• _Work request_
Return the lines below exactly as they appear, please, starting with the first and ending with the one that contains "Q: The run is".

++++++++++

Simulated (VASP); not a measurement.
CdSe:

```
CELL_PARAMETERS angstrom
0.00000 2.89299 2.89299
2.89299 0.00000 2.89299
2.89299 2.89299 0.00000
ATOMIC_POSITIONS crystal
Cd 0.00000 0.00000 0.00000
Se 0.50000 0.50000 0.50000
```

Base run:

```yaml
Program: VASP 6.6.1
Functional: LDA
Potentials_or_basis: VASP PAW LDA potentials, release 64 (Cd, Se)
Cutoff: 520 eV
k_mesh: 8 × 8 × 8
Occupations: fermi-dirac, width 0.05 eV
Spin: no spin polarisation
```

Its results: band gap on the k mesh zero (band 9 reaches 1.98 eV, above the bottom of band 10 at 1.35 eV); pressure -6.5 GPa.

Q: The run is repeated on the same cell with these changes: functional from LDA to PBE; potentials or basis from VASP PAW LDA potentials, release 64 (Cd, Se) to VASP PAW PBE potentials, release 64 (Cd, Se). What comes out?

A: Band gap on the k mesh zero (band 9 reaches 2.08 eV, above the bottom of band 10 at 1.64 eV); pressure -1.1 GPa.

++++++++++

• _Response_
Simulated (VASP); not a measurement.
CdSe:

```
CELL_PARAMETERS angstrom
0.00000 2.89299 2.89299
2.89299 0.00000 2.89299
2.89299 2.89299 0.00000
ATOMIC_POSITIONS crystal
Cd 0.00000 0.00000 0.00000
Se 0.50000 0.50000 0.50000
```

Base run:

```yaml
Program: VASP 6.6.1
Functional: LDA
Potentials_or_basis: VASP PAW LDA potentials, release 64 (Cd, Se)
Cutoff: 520 eV
k_mesh: 8 × 8 × 8
Occupations: fermi-dirac, width 0.05 eV
Spin: no spin polarisation
```

Its results: band gap on the k mesh zero (band 9 reaches 1.98 eV, above the bottom of band 10 at 1.35 eV); pressure -6.5 GPa.

Q: The run is repeated on the same cell with these changes: functional from LDA to PBE; potentials or basis from VASP PAW LDA potentials, release 64 (Cd, Se) to VASP PAW PBE potentials, release 64 (Cd, Se). What comes out?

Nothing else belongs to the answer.